────────────────

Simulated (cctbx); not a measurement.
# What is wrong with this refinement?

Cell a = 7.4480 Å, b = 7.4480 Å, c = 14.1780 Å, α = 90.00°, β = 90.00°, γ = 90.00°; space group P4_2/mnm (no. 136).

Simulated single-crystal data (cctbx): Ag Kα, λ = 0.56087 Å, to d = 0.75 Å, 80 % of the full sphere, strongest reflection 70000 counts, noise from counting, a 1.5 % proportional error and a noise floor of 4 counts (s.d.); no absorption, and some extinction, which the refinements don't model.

────────────────

▶ _Action item_:
Repeat the entire listing above without changing a word.

▶ _Worked solution_:
Simulated (cctbx); not a measurement.
# What is wrong with this refinement?

Cell a = 7.4480 Å, b = 7.4480 Å, c = 14.1780 Å, α = 90.00°, β = 90.00°, γ = 90.00°; space group P4_2/mnm (no. 136).

Simulated single-crystal data (cctbx): Ag Kα, λ = 0.56087 Å, to d = 0.75 Å, 80 % of the full sphere, strongest reflection 70000 counts, noise from counting, a 1.5 % proportional error and a noise floor of 4 counts (s.d.); no absorption, and some extinction, which the refinements don't model.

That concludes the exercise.